**STUDY MATERIAL**
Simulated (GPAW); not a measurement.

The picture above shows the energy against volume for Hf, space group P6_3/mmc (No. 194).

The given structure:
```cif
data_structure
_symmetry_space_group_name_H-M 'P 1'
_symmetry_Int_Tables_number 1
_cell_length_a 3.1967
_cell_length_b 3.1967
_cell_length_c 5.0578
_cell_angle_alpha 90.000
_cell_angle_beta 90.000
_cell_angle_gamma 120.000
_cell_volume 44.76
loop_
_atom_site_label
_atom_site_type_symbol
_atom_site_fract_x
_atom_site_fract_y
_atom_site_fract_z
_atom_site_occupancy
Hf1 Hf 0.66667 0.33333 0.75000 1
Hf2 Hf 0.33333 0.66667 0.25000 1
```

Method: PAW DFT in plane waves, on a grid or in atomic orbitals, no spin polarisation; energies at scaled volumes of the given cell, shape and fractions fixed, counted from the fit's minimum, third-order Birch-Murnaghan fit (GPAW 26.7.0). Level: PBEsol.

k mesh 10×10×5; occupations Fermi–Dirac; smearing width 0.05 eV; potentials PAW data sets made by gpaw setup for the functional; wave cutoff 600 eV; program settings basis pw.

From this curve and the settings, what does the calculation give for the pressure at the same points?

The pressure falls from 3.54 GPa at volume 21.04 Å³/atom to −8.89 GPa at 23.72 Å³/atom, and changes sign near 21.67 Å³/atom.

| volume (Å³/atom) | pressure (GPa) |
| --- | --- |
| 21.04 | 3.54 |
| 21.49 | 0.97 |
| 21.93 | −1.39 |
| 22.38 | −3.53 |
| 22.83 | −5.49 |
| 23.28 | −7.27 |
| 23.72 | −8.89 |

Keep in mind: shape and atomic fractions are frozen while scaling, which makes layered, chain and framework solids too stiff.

**EXERCISE**
An exact, complete copy of the lines above from the one with "Method: PAW DFT" through the one with "23.72 | −8.89 |" is the whole answer.

**EXERCISE ANSWER**
Method: PAW DFT in plane waves, on a grid or in atomic orbitals, no spin polarisation; energies at scaled volumes of the given cell, shape and fractions fixed, counted from the fit's minimum, third-order Birch-Murnaghan fit (GPAW 26.7.0). Level: PBEsol.

k mesh 10×10×5; occupations Fermi–Dirac; smearing width 0.05 eV; potentials PAW data sets made by gpaw setup for the functional; wave cutoff 600 eV; program settings basis pw.

From this curve and the settings, what does the calculation give for the pressure at the same points?

The pressure falls from 3.54 GPa at volume 21.04 Å³/atom to −8.89 GPa at 23.72 Å³/atom, and changes sign near 21.67 Å³/atom.

| volume (Å³/atom) | pressure (GPa) |
| --- | --- |
| 21.04 | 3.54 |
| 21.49 | 0.97 |
| 21.93 | −1.39 |
| 22.38 | −3.53 |
| 22.83 | −5.49 |
| 23.28 | −7.27 |
| 23.72 | −8.89 |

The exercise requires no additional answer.